>>
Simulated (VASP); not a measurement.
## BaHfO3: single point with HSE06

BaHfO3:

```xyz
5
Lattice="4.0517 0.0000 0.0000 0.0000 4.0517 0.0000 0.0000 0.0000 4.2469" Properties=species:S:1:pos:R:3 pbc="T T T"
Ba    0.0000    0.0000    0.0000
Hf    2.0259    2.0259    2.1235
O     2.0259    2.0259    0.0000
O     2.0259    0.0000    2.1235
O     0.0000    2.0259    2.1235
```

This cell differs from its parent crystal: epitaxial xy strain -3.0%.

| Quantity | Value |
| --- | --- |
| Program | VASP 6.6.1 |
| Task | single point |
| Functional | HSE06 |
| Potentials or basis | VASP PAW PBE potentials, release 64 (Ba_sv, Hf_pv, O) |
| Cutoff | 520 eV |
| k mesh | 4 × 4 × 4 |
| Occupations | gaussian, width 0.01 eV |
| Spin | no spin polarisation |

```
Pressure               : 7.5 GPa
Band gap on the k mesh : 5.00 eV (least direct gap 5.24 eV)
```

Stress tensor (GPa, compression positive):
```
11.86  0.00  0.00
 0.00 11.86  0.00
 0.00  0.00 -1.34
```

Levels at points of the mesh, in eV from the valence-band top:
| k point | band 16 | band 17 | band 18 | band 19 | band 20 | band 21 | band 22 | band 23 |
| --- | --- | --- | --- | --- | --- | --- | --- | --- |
<<

Task item
Copy every record verbatim.

Response area
Simulated (VASP); not a measurement.
## BaHfO3: single point with HSE06

BaHfO3:

```xyz
5
Lattice="4.0517 0.0000 0.0000 0.0000 4.0517 0.0000 0.0000 0.0000 4.2469" Properties=species:S:1:pos:R:3 pbc="T T T"
Ba    0.0000    0.0000    0.0000
Hf    2.0259    2.0259    2.1235
O     2.0259    2.0259    0.0000
O     2.0259    0.0000    2.1235
O     0.0000    2.0259    2.1235
```

This cell differs from its parent crystal: epitaxial xy strain -3.0%.

| Quantity | Value |
| --- | --- |
| Program | VASP 6.6.1 |
| Task | single point |
| Functional | HSE06 |
| Potentials or basis | VASP PAW PBE potentials, release 64 (Ba_sv, Hf_pv, O) |
| Cutoff | 520 eV |
| k mesh | 4 × 4 × 4 |
| Occupations | gaussian, width 0.01 eV |
| Spin | no spin polarisation |

```
Pressure               : 7.5 GPa
Band gap on the k mesh : 5.00 eV (least direct gap 5.24 eV)
```

Stress tensor (GPa, compression positive):
```
11.86  0.00  0.00
 0.00 11.86  0.00
 0.00  0.00 -1.34
```

Levels at points of the mesh, in eV from the valence-band top:
| k point | band 16 | band 17 | band 18 | band 19 | band 20 | band 21 | band 22 | band 23 |
| --- | --- | --- | --- | --- | --- | --- | --- | --- |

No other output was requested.